Extracted information:
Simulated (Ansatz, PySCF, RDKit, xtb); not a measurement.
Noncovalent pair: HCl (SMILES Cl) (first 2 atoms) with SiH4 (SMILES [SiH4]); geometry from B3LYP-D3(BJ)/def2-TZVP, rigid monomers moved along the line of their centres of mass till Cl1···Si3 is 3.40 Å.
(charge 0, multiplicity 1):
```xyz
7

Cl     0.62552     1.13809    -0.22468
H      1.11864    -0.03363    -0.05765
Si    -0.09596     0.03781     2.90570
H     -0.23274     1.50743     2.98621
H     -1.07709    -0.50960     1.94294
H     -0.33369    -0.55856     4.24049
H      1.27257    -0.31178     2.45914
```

Assigned task: Start at the first line and transcribe the data exactly through the last.

Response area:
Simulated (Ansatz, PySCF, RDKit, xtb); not a measurement.
Noncovalent pair: HCl (SMILES Cl) (first 2 atoms) with SiH4 (SMILES [SiH4]); geometry from B3LYP-D3(BJ)/def2-TZVP, rigid monomers moved along the line of their centres of mass till Cl1···Si3 is 3.40 Å.
(charge 0, multiplicity 1):
```xyz
7

Cl     0.62552     1.13809    -0.22468
H      1.11864    -0.03363    -0.05765
Si    -0.09596     0.03781     2.90570
H     -0.23274     1.50743     2.98621
H     -1.07709    -0.50960     1.94294
H     -0.33369    -0.55856     4.24049
H      1.27257    -0.31178     2.45914
```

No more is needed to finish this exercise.